**Task item:** From first line to last, copy the material below exactly.

━━━ Record excerpts

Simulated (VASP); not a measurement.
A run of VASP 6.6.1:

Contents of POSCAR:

━━━━━━

**Written answer:**
Simulated (VASP); not a measurement.
A run of VASP 6.6.1:

Contents of POSCAR:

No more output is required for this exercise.